__REQUIREMENT__. Repeat exactly the opening lines of the records, ending with the line that contains "10 atoms, charge 0, spin multiplicity 1.".

__RECORDS SHOWN__.
+ + + +
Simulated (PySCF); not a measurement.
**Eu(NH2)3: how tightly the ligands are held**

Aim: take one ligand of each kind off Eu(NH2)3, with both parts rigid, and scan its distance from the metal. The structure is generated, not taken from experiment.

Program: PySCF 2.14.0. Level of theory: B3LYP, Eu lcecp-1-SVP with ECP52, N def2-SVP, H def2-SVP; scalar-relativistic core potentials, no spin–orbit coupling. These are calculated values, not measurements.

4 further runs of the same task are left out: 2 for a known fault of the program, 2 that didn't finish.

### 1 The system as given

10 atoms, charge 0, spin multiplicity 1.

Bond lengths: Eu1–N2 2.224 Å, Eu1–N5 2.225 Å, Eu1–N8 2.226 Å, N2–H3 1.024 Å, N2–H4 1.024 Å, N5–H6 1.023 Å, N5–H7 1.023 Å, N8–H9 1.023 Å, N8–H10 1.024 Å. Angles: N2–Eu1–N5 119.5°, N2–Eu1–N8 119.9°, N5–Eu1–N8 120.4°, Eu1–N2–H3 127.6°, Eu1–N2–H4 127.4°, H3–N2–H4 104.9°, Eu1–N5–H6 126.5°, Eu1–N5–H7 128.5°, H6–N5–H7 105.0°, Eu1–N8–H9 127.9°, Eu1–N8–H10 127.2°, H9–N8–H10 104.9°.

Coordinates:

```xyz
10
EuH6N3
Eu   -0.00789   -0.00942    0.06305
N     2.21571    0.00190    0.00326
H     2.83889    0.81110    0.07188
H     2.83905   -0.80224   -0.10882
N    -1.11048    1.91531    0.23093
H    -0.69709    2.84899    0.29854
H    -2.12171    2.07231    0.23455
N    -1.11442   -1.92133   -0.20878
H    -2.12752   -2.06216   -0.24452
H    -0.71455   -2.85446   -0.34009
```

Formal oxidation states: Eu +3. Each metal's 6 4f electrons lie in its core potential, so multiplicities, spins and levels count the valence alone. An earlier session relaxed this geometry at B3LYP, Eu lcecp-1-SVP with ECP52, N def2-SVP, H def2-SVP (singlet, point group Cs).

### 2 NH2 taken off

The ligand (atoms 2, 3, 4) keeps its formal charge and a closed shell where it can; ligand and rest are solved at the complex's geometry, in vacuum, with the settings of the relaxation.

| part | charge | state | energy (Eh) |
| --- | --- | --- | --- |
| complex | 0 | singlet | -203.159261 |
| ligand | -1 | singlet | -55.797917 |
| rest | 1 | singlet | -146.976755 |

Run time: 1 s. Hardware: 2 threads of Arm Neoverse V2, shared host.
+ + + +

__EXERCISE RESULT__.
Simulated (PySCF); not a measurement.
**Eu(NH2)3: how tightly the ligands are held**

Aim: take one ligand of each kind off Eu(NH2)3, with both parts rigid, and scan its distance from the metal. The structure is generated, not taken from experiment.

Program: PySCF 2.14.0. Level of theory: B3LYP, Eu lcecp-1-SVP with ECP52, N def2-SVP, H def2-SVP; scalar-relativistic core potentials, no spin–orbit coupling. These are calculated values, not measurements.

4 further runs of the same task are left out: 2 for a known fault of the program, 2 that didn't finish.

### 1 The system as given

10 atoms, charge 0, spin multiplicity 1.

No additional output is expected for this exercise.